■ **Provided information**:
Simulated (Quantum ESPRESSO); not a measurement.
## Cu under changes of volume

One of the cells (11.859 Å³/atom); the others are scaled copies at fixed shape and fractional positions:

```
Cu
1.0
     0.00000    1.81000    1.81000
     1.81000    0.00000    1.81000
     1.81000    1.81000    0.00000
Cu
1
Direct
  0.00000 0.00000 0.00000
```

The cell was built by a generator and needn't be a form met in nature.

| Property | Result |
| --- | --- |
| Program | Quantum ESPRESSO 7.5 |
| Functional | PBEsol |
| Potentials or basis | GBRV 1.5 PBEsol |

■ **Exercise**: Full repetition needed. Write out every entry above exactly as given.

■ **Task response**:
Simulated (Quantum ESPRESSO); not a measurement.
## Cu under changes of volume

One of the cells (11.859 Å³/atom); the others are scaled copies at fixed shape and fractional positions:

```
Cu
1.0
     0.00000    1.81000    1.81000
     1.81000    0.00000    1.81000
     1.81000    1.81000    0.00000
Cu
1
Direct
  0.00000 0.00000 0.00000
```

The cell was built by a generator and needn't be a form met in nature.

| Property | Result |
| --- | --- |
| Program | Quantum ESPRESSO 7.5 |
| Functional | PBEsol |
| Potentials or basis | GBRV 1.5 PBEsol |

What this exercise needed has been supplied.